# ACTIVITY
Set down each entry exactly as it stands, without altering a single character.

# GIVEN DATA
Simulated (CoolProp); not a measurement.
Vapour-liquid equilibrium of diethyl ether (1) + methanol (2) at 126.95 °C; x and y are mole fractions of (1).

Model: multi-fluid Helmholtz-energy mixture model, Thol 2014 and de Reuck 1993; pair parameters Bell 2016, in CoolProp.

# WORKED SOLUTION
Simulated (CoolProp); not a measurement.
Vapour-liquid equilibrium of diethyl ether (1) + methanol (2) at 126.95 °C; x and y are mole fractions of (1).

Model: multi-fluid Helmholtz-energy mixture model, Thol 2014 and de Reuck 1993; pair parameters Bell 2016, in CoolProp.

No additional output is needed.